§ WORK INSTRUCTION
Repeat exactly, please, the opening lines of the data below, through and including the line where "Finite-difference elastic constants" sits.

§ DATASET RECORDS
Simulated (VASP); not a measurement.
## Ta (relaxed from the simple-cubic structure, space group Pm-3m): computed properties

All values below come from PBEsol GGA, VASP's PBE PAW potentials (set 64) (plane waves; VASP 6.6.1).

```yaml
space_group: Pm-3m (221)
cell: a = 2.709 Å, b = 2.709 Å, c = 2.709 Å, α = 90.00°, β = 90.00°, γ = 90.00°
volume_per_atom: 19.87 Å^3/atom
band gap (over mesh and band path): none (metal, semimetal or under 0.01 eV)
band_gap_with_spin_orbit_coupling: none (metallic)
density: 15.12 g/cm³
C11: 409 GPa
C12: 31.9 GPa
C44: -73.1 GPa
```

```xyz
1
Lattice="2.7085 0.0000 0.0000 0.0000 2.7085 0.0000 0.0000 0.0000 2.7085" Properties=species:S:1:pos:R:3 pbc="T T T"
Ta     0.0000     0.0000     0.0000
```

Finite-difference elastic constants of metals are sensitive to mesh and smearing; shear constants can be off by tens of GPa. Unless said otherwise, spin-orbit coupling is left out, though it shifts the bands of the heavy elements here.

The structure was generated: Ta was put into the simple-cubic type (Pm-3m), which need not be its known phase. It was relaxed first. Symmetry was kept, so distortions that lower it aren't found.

§ REPLY
Simulated (VASP); not a measurement.
## Ta (relaxed from the simple-cubic structure, space group Pm-3m): computed properties

All values below come from PBEsol GGA, VASP's PBE PAW potentials (set 64) (plane waves; VASP 6.6.1).

```yaml
space_group: Pm-3m (221)
cell: a = 2.709 Å, b = 2.709 Å, c = 2.709 Å, α = 90.00°, β = 90.00°, γ = 90.00°
volume_per_atom: 19.87 Å^3/atom
band gap (over mesh and band path): none (metal, semimetal or under 0.01 eV)
band_gap_with_spin_orbit_coupling: none (metallic)
density: 15.12 g/cm³
C11: 409 GPa
C12: 31.9 GPa
C44: -73.1 GPa
```

```xyz
1
Lattice="2.7085 0.0000 0.0000 0.0000 2.7085 0.0000 0.0000 0.0000 2.7085" Properties=species:S:1:pos:R:3 pbc="T T T"
Ta     0.0000     0.0000     0.0000
```

Finite-difference elastic constants of metals are sensitive to mesh and smearing; shear constants can be off by tens of GPa. Unless said otherwise, spin-orbit coupling is left out, though it shifts the bands of the heavy elements here.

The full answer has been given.